>>>>>

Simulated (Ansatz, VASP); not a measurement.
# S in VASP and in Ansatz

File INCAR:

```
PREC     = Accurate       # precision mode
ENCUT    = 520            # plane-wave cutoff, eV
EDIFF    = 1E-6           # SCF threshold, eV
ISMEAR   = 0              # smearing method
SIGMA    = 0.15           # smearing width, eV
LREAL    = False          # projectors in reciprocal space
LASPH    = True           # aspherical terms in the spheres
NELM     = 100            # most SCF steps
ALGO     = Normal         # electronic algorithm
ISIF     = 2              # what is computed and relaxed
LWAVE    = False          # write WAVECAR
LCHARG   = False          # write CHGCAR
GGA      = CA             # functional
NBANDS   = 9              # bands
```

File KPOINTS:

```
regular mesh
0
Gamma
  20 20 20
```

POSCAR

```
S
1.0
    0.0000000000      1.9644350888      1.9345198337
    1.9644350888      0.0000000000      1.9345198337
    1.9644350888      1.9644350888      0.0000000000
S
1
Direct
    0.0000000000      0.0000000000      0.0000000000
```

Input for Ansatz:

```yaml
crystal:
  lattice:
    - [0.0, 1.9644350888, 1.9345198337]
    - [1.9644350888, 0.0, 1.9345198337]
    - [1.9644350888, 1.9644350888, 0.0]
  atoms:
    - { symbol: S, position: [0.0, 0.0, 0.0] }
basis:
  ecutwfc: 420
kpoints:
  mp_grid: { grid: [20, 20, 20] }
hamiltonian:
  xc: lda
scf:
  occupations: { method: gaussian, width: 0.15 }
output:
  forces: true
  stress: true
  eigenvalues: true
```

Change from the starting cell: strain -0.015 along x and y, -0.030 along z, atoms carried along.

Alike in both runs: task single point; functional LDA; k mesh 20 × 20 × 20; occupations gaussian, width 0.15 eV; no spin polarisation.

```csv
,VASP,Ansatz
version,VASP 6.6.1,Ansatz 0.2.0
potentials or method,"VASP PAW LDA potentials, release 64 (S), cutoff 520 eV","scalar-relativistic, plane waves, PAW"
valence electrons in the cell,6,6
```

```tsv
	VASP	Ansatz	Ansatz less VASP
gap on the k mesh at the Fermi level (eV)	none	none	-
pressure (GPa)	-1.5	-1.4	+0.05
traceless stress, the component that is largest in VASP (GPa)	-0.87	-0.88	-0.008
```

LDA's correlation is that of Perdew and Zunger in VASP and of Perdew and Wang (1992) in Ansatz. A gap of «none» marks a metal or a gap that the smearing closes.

<<<<<

→ BRIEF
The line containing "Change from the" marks the end: copy exactly every line from the top of the data above down to it, that line included.

→ YOUR RESPONSE
Simulated (Ansatz, VASP); not a measurement.
# S in VASP and in Ansatz

File INCAR:

```
PREC     = Accurate       # precision mode
ENCUT    = 520            # plane-wave cutoff, eV
EDIFF    = 1E-6           # SCF threshold, eV
ISMEAR   = 0              # smearing method
SIGMA    = 0.15           # smearing width, eV
LREAL    = False          # projectors in reciprocal space
LASPH    = True           # aspherical terms in the spheres
NELM     = 100            # most SCF steps
ALGO     = Normal         # electronic algorithm
ISIF     = 2              # what is computed and relaxed
LWAVE    = False          # write WAVECAR
LCHARG   = False          # write CHGCAR
GGA      = CA             # functional
NBANDS   = 9              # bands
```

File KPOINTS:

```
regular mesh
0
Gamma
  20 20 20
```

POSCAR

```
S
1.0
    0.0000000000      1.9644350888      1.9345198337
    1.9644350888      0.0000000000      1.9345198337
    1.9644350888      1.9644350888      0.0000000000
S
1
Direct
    0.0000000000      0.0000000000      0.0000000000
```

Input for Ansatz:

```yaml
crystal:
  lattice:
    - [0.0, 1.9644350888, 1.9345198337]
    - [1.9644350888, 0.0, 1.9345198337]
    - [1.9644350888, 1.9644350888, 0.0]
  atoms:
    - { symbol: S, position: [0.0, 0.0, 0.0] }
basis:
  ecutwfc: 420
kpoints:
  mp_grid: { grid: [20, 20, 20] }
hamiltonian:
  xc: lda
scf:
  occupations: { method: gaussian, width: 0.15 }
output:
  forces: true
  stress: true
  eigenvalues: true
```

Change from the starting cell: strain -0.015 along x and y, -0.030 along z, atoms carried along.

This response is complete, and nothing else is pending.